• _WORK ITEM_: All entries below are to be reproduced exactly.

• _PROVIDED INFORMATION_:
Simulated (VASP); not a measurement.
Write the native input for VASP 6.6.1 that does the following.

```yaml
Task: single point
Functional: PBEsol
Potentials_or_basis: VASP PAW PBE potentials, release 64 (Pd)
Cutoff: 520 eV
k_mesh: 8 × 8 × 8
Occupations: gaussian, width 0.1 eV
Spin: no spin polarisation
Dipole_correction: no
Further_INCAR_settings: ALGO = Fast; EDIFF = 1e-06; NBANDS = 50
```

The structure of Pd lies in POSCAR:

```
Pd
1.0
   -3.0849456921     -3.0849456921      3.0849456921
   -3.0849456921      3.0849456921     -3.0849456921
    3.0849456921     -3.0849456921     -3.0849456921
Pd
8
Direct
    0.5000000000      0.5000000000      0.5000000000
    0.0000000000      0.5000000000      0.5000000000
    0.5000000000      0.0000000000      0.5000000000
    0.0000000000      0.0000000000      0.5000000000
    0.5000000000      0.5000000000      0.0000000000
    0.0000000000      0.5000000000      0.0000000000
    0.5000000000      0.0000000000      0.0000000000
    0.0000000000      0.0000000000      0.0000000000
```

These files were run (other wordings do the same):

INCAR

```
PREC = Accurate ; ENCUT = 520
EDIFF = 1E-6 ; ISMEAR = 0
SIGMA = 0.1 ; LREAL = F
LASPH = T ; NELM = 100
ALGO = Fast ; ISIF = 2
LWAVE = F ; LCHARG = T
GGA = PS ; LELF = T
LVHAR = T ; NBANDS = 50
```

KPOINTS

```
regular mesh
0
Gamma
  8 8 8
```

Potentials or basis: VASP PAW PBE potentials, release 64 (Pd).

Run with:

• _WRITTEN SOLUTION_:
Simulated (VASP); not a measurement.
Write the native input for VASP 6.6.1 that does the following.

```yaml
Task: single point
Functional: PBEsol
Potentials_or_basis: VASP PAW PBE potentials, release 64 (Pd)
Cutoff: 520 eV
k_mesh: 8 × 8 × 8
Occupations: gaussian, width 0.1 eV
Spin: no spin polarisation
Dipole_correction: no
Further_INCAR_settings: ALGO = Fast; EDIFF = 1e-06; NBANDS = 50
```

The structure of Pd lies in POSCAR:

```
Pd
1.0
   -3.0849456921     -3.0849456921      3.0849456921
   -3.0849456921      3.0849456921     -3.0849456921
    3.0849456921     -3.0849456921     -3.0849456921
Pd
8
Direct
    0.5000000000      0.5000000000      0.5000000000
    0.0000000000      0.5000000000      0.5000000000
    0.5000000000      0.0000000000      0.5000000000
    0.0000000000      0.0000000000      0.5000000000
    0.5000000000      0.5000000000      0.0000000000
    0.0000000000      0.5000000000      0.0000000000
    0.5000000000      0.0000000000      0.0000000000
    0.0000000000      0.0000000000      0.0000000000
```

These files were run (other wordings do the same):

INCAR

```
PREC = Accurate ; ENCUT = 520
EDIFF = 1E-6 ; ISMEAR = 0
SIGMA = 0.1 ; LREAL = F
LASPH = T ; NELM = 100
ALGO = Fast ; ISIF = 2
LWAVE = F ; LCHARG = T
GGA = PS ; LELF = T
LVHAR = T ; NBANDS = 50
```

KPOINTS

```
regular mesh
0
Gamma
  8 8 8
```

Potentials or basis: VASP PAW PBE potentials, release 64 (Pd).

Run with:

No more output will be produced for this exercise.